Exercise:
Below are the entries; give again exactly the lines from the one mentioning "POTCAR, in this" through the one mentioning "irreducible k-points |", inclusive.

The data:
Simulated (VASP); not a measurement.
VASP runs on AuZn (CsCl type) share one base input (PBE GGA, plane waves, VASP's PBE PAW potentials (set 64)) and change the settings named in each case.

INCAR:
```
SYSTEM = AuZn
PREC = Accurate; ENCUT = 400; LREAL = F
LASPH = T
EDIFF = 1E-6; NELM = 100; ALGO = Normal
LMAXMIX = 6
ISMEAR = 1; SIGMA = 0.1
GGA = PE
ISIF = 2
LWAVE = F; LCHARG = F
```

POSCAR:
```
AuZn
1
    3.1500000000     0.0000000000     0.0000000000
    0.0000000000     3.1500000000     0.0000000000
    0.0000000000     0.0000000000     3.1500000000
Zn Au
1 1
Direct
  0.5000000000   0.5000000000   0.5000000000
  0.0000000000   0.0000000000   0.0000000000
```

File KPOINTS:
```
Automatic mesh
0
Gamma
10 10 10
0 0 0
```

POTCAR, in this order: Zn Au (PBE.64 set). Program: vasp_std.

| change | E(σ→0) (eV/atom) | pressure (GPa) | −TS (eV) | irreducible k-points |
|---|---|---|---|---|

Reply:
POTCAR, in this order: Zn Au (PBE.64 set). Program: vasp_std.

| change | E(σ→0) (eV/atom) | pressure (GPa) | −TS (eV) | irreducible k-points |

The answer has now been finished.